# REQUIREMENT
Could you write out the opening lines of the data, word for word, stopping after the line that contains "A closed system"?

# MATERIAL PROVIDED

__________

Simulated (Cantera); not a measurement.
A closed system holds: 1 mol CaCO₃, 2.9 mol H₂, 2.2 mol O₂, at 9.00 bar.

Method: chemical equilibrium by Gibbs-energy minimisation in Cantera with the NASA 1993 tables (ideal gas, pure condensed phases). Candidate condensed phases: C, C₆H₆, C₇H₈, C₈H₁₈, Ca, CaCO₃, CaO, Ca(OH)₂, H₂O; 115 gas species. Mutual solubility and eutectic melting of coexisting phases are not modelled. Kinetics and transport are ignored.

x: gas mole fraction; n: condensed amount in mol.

__________

# RESPONSE BOX
Simulated (Cantera); not a measurement.
A closed system holds: 1 mol CaCO₃, 2.9 mol H₂, 2.2 mol O₂, at 9.00 bar.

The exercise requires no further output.